• WORK INSTRUCTION: Transcribe the records below exactly as written, from the opening line through the line that contains "9.98; (c) 9.93.".

· · · ·
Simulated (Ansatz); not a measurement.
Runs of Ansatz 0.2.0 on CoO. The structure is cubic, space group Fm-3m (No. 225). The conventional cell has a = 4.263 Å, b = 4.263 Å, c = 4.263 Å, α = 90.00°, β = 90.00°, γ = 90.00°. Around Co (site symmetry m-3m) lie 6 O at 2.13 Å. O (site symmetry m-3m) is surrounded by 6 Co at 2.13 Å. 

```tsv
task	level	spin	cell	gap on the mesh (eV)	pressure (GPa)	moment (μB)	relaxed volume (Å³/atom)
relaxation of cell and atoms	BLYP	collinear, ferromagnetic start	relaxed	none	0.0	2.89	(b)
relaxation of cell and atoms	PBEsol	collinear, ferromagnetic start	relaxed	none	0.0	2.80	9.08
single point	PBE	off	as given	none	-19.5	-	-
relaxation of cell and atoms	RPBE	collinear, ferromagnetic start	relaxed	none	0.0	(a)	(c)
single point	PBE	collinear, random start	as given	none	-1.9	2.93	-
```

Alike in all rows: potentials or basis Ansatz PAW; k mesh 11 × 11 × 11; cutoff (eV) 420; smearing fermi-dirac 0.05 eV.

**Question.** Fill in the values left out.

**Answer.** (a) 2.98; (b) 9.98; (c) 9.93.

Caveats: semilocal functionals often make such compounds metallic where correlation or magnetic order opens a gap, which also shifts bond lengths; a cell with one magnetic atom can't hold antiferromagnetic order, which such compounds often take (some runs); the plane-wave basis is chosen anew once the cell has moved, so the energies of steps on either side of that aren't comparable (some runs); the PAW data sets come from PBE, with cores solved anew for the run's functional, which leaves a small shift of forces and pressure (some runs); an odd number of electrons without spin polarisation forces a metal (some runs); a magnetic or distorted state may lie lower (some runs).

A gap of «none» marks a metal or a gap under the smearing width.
· · · ·

• RESPONSE AREA:
Simulated (Ansatz); not a measurement.
Runs of Ansatz 0.2.0 on CoO. The structure is cubic, space group Fm-3m (No. 225). The conventional cell has a = 4.263 Å, b = 4.263 Å, c = 4.263 Å, α = 90.00°, β = 90.00°, γ = 90.00°. Around Co (site symmetry m-3m) lie 6 O at 2.13 Å. O (site symmetry m-3m) is surrounded by 6 Co at 2.13 Å. 

```tsv
task	level	spin	cell	gap on the mesh (eV)	pressure (GPa)	moment (μB)	relaxed volume (Å³/atom)
relaxation of cell and atoms	BLYP	collinear, ferromagnetic start	relaxed	none	0.0	2.89	(b)
relaxation of cell and atoms	PBEsol	collinear, ferromagnetic start	relaxed	none	0.0	2.80	9.08
single point	PBE	off	as given	none	-19.5	-	-
relaxation of cell and atoms	RPBE	collinear, ferromagnetic start	relaxed	none	0.0	(a)	(c)
single point	PBE	collinear, random start	as given	none	-1.9	2.93	-
```

Alike in all rows: potentials or basis Ansatz PAW; k mesh 11 × 11 × 11; cutoff (eV) 420; smearing fermi-dirac 0.05 eV.

**Question.** Fill in the values left out.

**Answer.** (a) 2.98; (b) 9.98; (c) 9.93.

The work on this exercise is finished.